Print the data exactly as it is given, please.

*** Entries shown Section Begins ***
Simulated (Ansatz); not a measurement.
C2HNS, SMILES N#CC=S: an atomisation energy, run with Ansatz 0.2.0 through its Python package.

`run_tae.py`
*** Entries shown Section Ends ***

# Result
Simulated (Ansatz); not a measurement.
C2HNS, SMILES N#CC=S: an atomisation energy, run with Ansatz 0.2.0 through its Python package.

`run_tae.py`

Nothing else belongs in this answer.